* [Assignment] Would you please repeat the data exactly as given?

------------------------------------------------------------
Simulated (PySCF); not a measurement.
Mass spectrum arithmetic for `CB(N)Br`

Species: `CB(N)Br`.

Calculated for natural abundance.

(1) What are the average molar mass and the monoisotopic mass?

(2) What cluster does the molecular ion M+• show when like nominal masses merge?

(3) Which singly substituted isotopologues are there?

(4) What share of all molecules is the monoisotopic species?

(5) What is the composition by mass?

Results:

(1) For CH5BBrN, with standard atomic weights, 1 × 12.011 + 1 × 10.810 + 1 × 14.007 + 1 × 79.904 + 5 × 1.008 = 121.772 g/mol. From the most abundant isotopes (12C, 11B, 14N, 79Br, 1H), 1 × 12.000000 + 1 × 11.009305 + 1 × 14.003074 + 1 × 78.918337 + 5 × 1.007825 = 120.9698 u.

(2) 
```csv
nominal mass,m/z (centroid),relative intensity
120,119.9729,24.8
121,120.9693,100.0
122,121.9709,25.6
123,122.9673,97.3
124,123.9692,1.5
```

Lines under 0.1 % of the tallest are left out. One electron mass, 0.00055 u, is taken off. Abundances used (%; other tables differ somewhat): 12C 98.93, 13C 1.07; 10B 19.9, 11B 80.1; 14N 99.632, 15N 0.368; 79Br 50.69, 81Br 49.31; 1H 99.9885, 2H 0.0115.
------------------------------------------------------------

* [Answer space]
Simulated (PySCF); not a measurement.
Mass spectrum arithmetic for `CB(N)Br`

Species: `CB(N)Br`.

Calculated for natural abundance.

(1) What are the average molar mass and the monoisotopic mass?

(2) What cluster does the molecular ion M+• show when like nominal masses merge?

(3) Which singly substituted isotopologues are there?

(4) What share of all molecules is the monoisotopic species?

(5) What is the composition by mass?

Results:

(1) For CH5BBrN, with standard atomic weights, 1 × 12.011 + 1 × 10.810 + 1 × 14.007 + 1 × 79.904 + 5 × 1.008 = 121.772 g/mol. From the most abundant isotopes (12C, 11B, 14N, 79Br, 1H), 1 × 12.000000 + 1 × 11.009305 + 1 × 14.003074 + 1 × 78.918337 + 5 × 1.007825 = 120.9698 u.

(2) 
```csv
nominal mass,m/z (centroid),relative intensity
120,119.9729,24.8
121,120.9693,100.0
122,121.9709,25.6
123,122.9673,97.3
124,123.9692,1.5
```

Lines under 0.1 % of the tallest are left out. One electron mass, 0.00055 u, is taken off. Abundances used (%; other tables differ somewhat): 12C 98.93, 13C 1.07; 10B 19.9, 11B 80.1; 14N 99.632, 15N 0.368; 79Br 50.69, 81Br 49.31; 1H 99.9885, 2H 0.0115.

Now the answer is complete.